Required action
After reading the entries below, copy word for word the lines from the first through the line containing "Plane waves to", and stop there.

Available data
Segment Open

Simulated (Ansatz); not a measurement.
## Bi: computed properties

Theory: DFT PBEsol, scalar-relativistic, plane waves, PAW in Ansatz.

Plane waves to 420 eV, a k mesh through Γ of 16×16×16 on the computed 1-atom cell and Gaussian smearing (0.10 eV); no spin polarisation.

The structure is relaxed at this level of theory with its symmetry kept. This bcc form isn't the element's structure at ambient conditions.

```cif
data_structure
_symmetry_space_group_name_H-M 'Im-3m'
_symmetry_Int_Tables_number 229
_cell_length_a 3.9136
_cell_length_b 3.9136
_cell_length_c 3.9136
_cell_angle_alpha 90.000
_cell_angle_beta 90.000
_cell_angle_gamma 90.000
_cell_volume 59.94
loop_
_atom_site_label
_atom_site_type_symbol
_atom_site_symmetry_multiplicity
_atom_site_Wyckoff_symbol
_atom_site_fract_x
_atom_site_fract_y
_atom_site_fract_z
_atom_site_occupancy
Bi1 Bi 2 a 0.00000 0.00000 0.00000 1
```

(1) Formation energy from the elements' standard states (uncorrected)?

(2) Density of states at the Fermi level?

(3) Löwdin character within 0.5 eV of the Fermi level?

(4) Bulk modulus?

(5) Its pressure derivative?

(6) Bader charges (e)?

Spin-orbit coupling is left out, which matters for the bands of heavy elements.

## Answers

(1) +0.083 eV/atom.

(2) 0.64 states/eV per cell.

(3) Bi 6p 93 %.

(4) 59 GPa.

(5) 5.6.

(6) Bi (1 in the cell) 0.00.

Segment Closed

Answer area
Simulated (Ansatz); not a measurement.
## Bi: computed properties

Theory: DFT PBEsol, scalar-relativistic, plane waves, PAW in Ansatz.

Plane waves to 420 eV, a k mesh through Γ of 16×16×16 on the computed 1-atom cell and Gaussian smearing (0.10 eV); no spin polarisation.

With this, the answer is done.